Start of Dataset records

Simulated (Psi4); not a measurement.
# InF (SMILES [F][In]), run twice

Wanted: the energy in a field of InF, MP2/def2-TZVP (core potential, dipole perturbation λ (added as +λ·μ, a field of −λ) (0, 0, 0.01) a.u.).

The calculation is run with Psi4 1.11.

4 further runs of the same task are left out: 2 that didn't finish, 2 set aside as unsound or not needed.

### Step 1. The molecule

End of Dataset records

▶ _Work request_: Your task is to output all of the data above word for word.

▶ _Response_:
Simulated (Psi4); not a measurement.
# InF (SMILES [F][In]), run twice

Wanted: the energy in a field of InF, MP2/def2-TZVP (core potential, dipole perturbation λ (added as +λ·μ, a field of −λ) (0, 0, 0.01) a.u.).

The calculation is run with Psi4 1.11.

4 further runs of the same task are left out: 2 that didn't finish, 2 set aside as unsound or not needed.

### Step 1. The molecule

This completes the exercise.